RECORDED DATA
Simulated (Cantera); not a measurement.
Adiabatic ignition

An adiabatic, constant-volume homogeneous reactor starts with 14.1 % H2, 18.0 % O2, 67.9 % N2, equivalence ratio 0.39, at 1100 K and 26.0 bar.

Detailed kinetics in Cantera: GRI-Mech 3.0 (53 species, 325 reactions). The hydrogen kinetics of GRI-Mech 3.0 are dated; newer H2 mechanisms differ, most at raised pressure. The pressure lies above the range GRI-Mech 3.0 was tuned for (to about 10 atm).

ASSIGNMENT
Extract the data in full. Keep it word for word.

TASK SOLUTION
Simulated (Cantera); not a measurement.
Adiabatic ignition

An adiabatic, constant-volume homogeneous reactor starts with 14.1 % H2, 18.0 % O2, 67.9 % N2, equivalence ratio 0.39, at 1100 K and 26.0 bar.

Detailed kinetics in Cantera: GRI-Mech 3.0 (53 species, 325 reactions). The hydrogen kinetics of GRI-Mech 3.0 are dated; newer H2 mechanisms differ, most at raised pressure. The pressure lies above the range GRI-Mech 3.0 was tuned for (to about 10 atm).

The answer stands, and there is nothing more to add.